Give again, exactly as written, each line of the material below starting at the line that contains "-0.9 | -0.48 |" and ending at the line that contains "-0.9 | -0.19 |". Both ends count, and no other line does.

- - - -
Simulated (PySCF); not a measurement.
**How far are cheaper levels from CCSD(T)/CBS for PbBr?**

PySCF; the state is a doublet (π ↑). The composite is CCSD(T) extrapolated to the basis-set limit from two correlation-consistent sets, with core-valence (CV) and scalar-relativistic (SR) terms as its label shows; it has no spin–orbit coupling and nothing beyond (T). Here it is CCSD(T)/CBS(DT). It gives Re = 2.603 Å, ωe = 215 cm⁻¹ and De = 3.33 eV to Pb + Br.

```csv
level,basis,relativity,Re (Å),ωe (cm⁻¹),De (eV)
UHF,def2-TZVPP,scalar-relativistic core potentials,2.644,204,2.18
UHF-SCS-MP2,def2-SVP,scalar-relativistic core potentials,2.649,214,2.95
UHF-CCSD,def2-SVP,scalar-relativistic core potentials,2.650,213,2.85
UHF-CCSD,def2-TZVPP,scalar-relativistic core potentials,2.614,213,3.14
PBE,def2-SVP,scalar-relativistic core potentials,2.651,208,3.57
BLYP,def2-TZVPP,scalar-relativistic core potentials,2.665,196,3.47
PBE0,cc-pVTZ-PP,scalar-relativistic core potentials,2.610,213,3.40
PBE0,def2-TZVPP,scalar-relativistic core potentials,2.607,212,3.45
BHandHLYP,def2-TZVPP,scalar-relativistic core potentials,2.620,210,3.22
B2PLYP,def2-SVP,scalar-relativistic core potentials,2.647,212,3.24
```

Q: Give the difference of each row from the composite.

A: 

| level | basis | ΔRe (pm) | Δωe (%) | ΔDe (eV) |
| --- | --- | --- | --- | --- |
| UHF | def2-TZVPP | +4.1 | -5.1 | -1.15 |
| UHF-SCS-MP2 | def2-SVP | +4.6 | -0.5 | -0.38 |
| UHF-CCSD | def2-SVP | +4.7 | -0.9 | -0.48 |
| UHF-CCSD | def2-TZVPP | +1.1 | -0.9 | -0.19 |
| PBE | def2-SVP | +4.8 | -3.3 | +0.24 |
- - - -

> [Written solution]
| UHF-CCSD | def2-SVP | +4.7 | -0.9 | -0.48 |
| UHF-CCSD | def2-TZVPP | +1.1 | -0.9 | -0.19 |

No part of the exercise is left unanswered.